Exercise: Reproduce the listing verbatim through the line with "Fill in the row of Xe48+.".

Stored data:
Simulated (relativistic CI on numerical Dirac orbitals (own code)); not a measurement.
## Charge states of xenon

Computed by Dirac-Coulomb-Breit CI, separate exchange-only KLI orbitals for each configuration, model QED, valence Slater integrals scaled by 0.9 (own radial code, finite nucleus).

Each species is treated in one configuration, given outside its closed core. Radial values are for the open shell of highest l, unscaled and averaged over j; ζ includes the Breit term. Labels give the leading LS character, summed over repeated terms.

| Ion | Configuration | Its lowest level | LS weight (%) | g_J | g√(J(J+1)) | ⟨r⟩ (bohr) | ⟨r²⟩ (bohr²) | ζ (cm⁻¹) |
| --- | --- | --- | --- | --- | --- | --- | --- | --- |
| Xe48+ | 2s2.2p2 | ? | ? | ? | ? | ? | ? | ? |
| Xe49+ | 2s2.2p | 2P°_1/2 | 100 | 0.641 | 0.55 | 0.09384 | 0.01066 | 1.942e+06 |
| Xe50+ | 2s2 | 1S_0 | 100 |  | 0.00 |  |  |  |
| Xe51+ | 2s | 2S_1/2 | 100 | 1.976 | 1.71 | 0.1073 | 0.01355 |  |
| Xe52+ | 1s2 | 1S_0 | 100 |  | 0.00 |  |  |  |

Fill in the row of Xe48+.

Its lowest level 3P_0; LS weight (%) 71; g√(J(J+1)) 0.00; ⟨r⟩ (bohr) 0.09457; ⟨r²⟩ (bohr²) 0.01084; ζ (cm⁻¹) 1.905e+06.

Answer section:
Simulated (relativistic CI on numerical Dirac orbitals (own code)); not a measurement.
## Charge states of xenon

Computed by Dirac-Coulomb-Breit CI, separate exchange-only KLI orbitals for each configuration, model QED, valence Slater integrals scaled by 0.9 (own radial code, finite nucleus).

Each species is treated in one configuration, given outside its closed core. Radial values are for the open shell of highest l, unscaled and averaged over j; ζ includes the Breit term. Labels give the leading LS character, summed over repeated terms.

| Ion | Configuration | Its lowest level | LS weight (%) | g_J | g√(J(J+1)) | ⟨r⟩ (bohr) | ⟨r²⟩ (bohr²) | ζ (cm⁻¹) |
| --- | --- | --- | --- | --- | --- | --- | --- | --- |
| Xe48+ | 2s2.2p2 | ? | ? | ? | ? | ? | ? | ? |
| Xe49+ | 2s2.2p | 2P°_1/2 | 100 | 0.641 | 0.55 | 0.09384 | 0.01066 | 1.942e+06 |
| Xe50+ | 2s2 | 1S_0 | 100 |  | 0.00 |  |  |  |
| Xe51+ | 2s | 2S_1/2 | 100 | 1.976 | 1.71 | 0.1073 | 0.01355 |  |
| Xe52+ | 1s2 | 1S_0 | 100 |  | 0.00 |  |  |  |

Fill in the row of Xe48+.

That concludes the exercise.